>>>>
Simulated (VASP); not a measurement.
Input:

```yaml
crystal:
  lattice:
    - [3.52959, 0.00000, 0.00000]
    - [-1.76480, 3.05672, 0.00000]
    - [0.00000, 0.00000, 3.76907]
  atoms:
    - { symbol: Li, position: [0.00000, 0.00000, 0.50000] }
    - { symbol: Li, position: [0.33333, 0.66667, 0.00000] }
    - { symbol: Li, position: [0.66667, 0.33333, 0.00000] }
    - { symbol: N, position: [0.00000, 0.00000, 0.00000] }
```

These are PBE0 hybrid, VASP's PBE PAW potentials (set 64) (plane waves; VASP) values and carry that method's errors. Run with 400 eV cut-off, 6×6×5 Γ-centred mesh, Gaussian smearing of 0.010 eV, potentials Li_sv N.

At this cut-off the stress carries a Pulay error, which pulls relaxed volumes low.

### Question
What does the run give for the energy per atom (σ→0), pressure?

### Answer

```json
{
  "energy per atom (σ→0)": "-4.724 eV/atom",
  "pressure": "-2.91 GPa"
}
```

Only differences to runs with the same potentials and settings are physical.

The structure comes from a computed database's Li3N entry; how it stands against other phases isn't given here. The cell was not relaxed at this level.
<<<<

Quote, with nothing altered, all lines from the start of the entries to the line that carries "Only differences to", inclusive.

Simulated (VASP); not a measurement.
Input:

```yaml
crystal:
  lattice:
    - [3.52959, 0.00000, 0.00000]
    - [-1.76480, 3.05672, 0.00000]
    - [0.00000, 0.00000, 3.76907]
  atoms:
    - { symbol: Li, position: [0.00000, 0.00000, 0.50000] }
    - { symbol: Li, position: [0.33333, 0.66667, 0.00000] }
    - { symbol: Li, position: [0.66667, 0.33333, 0.00000] }
    - { symbol: N, position: [0.00000, 0.00000, 0.00000] }
```

These are PBE0 hybrid, VASP's PBE PAW potentials (set 64) (plane waves; VASP) values and carry that method's errors. Run with 400 eV cut-off, 6×6×5 Γ-centred mesh, Gaussian smearing of 0.010 eV, potentials Li_sv N.

At this cut-off the stress carries a Pulay error, which pulls relaxed volumes low.

### Question
What does the run give for the energy per atom (σ→0), pressure?

### Answer

```json
{
  "energy per atom (σ→0)": "-4.724 eV/atom",
  "pressure": "-2.91 GPa"
}
```

Only differences to runs with the same potentials and settings are physical.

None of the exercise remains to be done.